[Work instruction] Your task is to transcribe the entries below exactly, from their first line down to the line containing "Result: 0.42 eV, direct.", and to stop there.

-.-.-
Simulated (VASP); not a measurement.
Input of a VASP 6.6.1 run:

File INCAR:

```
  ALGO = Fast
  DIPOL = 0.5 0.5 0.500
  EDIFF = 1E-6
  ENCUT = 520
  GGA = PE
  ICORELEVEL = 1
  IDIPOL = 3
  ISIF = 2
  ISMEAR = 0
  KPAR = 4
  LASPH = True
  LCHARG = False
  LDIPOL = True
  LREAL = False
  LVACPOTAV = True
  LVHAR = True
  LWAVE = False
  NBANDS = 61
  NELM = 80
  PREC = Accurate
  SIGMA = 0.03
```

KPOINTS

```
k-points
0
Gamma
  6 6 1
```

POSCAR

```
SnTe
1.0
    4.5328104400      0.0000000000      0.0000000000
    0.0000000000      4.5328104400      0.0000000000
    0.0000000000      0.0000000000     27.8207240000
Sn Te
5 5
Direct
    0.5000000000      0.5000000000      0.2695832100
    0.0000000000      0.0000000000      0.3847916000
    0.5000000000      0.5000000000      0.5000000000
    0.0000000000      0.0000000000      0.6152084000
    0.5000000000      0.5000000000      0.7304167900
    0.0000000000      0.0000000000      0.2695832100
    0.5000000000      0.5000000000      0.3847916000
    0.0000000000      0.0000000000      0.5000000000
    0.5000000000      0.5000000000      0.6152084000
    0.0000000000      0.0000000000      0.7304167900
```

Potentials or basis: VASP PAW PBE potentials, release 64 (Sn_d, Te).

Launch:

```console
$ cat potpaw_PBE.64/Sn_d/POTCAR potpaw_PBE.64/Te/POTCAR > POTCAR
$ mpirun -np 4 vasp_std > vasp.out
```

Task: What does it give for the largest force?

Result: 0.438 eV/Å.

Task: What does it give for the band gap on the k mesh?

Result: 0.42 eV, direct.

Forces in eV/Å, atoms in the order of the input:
-.-.-

[Task result]
Simulated (VASP); not a measurement.
Input of a VASP 6.6.1 run:

File INCAR:

```
  ALGO = Fast
  DIPOL = 0.5 0.5 0.500
  EDIFF = 1E-6
  ENCUT = 520
  GGA = PE
  ICORELEVEL = 1
  IDIPOL = 3
  ISIF = 2
  ISMEAR = 0
  KPAR = 4
  LASPH = True
  LCHARG = False
  LDIPOL = True
  LREAL = False
  LVACPOTAV = True
  LVHAR = True
  LWAVE = False
  NBANDS = 61
  NELM = 80
  PREC = Accurate
  SIGMA = 0.03
```

KPOINTS

```
k-points
0
Gamma
  6 6 1
```

POSCAR

```
SnTe
1.0
    4.5328104400      0.0000000000      0.0000000000
    0.0000000000      4.5328104400      0.0000000000
    0.0000000000      0.0000000000     27.8207240000
Sn Te
5 5
Direct
    0.5000000000      0.5000000000      0.2695832100
    0.0000000000      0.0000000000      0.3847916000
    0.5000000000      0.5000000000      0.5000000000
    0.0000000000      0.0000000000      0.6152084000
    0.5000000000      0.5000000000      0.7304167900
    0.0000000000      0.0000000000      0.2695832100
    0.5000000000      0.5000000000      0.3847916000
    0.0000000000      0.0000000000      0.5000000000
    0.5000000000      0.5000000000      0.6152084000
    0.0000000000      0.0000000000      0.7304167900
```

Potentials or basis: VASP PAW PBE potentials, release 64 (Sn_d, Te).

Launch:

```console
$ cat potpaw_PBE.64/Sn_d/POTCAR potpaw_PBE.64/Te/POTCAR > POTCAR
$ mpirun -np 4 vasp_std > vasp.out
```

Task: What does it give for the largest force?

Result: 0.438 eV/Å.

Task: What does it give for the band gap on the k mesh?

Result: 0.42 eV, direct.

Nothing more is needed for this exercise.